--------------------

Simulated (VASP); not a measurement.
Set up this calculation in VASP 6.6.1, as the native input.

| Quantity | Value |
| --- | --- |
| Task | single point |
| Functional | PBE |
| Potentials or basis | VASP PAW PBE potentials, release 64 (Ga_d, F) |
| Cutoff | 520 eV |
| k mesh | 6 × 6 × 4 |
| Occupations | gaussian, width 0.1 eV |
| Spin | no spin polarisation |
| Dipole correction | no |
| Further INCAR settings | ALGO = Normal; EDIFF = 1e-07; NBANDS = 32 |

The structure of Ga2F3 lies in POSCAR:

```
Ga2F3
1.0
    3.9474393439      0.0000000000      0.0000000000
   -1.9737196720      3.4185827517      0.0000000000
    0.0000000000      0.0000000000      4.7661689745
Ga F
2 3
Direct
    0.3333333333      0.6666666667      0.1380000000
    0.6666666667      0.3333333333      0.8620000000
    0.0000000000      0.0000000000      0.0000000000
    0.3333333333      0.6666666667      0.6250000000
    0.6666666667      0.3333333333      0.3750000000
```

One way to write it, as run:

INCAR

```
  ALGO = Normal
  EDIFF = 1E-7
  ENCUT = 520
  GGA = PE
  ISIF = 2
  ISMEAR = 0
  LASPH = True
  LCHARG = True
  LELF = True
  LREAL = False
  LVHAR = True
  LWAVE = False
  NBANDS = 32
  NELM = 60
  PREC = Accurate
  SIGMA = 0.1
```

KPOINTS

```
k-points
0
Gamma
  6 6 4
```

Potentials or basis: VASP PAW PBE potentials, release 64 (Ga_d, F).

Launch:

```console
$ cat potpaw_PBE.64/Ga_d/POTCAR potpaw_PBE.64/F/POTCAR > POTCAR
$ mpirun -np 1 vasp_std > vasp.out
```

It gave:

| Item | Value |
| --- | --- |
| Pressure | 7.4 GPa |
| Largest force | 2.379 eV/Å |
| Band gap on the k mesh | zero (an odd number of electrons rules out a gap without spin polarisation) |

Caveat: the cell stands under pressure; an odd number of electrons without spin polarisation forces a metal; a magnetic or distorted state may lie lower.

--------------------

ACTION ITEM: Transcribe the records above exactly, beginning at the line that contains "spin polarisation |" and ending with the line that contains "spin polarisation) |", both included, and nothing else.

TASK RESPONSE:
| Spin | no spin polarisation |
| Dipole correction | no |
| Further INCAR settings | ALGO = Normal; EDIFF = 1e-07; NBANDS = 32 |

The structure of Ga2F3 lies in POSCAR:

```
Ga2F3
1.0
    3.9474393439      0.0000000000      0.0000000000
   -1.9737196720      3.4185827517      0.0000000000
    0.0000000000      0.0000000000      4.7661689745
Ga F
2 3
Direct
    0.3333333333      0.6666666667      0.1380000000
    0.6666666667      0.3333333333      0.8620000000
    0.0000000000      0.0000000000      0.0000000000
    0.3333333333      0.6666666667      0.6250000000
    0.6666666667      0.3333333333      0.3750000000
```

One way to write it, as run:

INCAR

```
  ALGO = Normal
  EDIFF = 1E-7
  ENCUT = 520
  GGA = PE
  ISIF = 2
  ISMEAR = 0
  LASPH = True
  LCHARG = True
  LELF = True
  LREAL = False
  LVHAR = True
  LWAVE = False
  NBANDS = 32
  NELM = 60
  PREC = Accurate
  SIGMA = 0.1
```

KPOINTS

```
k-points
0
Gamma
  6 6 4
```

Potentials or basis: VASP PAW PBE potentials, release 64 (Ga_d, F).

Launch:

```console
$ cat potpaw_PBE.64/Ga_d/POTCAR potpaw_PBE.64/F/POTCAR > POTCAR
$ mpirun -np 1 vasp_std > vasp.out
```

It gave:

| Item | Value |
| --- | --- |
| Pressure | 7.4 GPa |
| Largest force | 2.379 eV/Å |
| Band gap on the k mesh | zero (an odd number of electrons rules out a gap without spin polarisation) |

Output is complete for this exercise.